>>>

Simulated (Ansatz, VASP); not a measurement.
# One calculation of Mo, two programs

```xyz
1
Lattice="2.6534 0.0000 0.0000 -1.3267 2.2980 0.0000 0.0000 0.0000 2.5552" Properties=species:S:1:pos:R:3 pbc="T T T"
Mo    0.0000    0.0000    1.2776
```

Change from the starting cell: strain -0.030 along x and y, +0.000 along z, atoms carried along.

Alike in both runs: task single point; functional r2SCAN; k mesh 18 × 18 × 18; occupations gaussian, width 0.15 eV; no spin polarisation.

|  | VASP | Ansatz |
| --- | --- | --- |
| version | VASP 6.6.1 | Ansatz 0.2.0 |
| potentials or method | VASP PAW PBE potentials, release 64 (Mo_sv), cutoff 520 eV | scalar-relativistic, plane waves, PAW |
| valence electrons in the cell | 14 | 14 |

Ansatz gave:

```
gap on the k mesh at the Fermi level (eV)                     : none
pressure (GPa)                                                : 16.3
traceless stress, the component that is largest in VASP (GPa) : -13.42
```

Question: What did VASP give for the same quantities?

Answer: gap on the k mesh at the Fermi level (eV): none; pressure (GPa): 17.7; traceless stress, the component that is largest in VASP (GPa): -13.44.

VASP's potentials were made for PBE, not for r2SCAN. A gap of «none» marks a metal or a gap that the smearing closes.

<<<

Assigned task.
In the listing above, locate the line containing "Ansatz 0.2.0 |" and the line containing "Answer: gap on", then transcribe both and every line between them verbatim.

Result.
| version | VASP 6.6.1 | Ansatz 0.2.0 |
| potentials or method | VASP PAW PBE potentials, release 64 (Mo_sv), cutoff 520 eV | scalar-relativistic, plane waves, PAW |
| valence electrons in the cell | 14 | 14 |

Ansatz gave:

```
gap on the k mesh at the Fermi level (eV)                     : none
pressure (GPa)                                                : 16.3
traceless stress, the component that is largest in VASP (GPa) : -13.42
```

Question: What did VASP give for the same quantities?

Answer: gap on the k mesh at the Fermi level (eV): none; pressure (GPa): 17.7; traceless stress, the component that is largest in VASP (GPa): -13.44.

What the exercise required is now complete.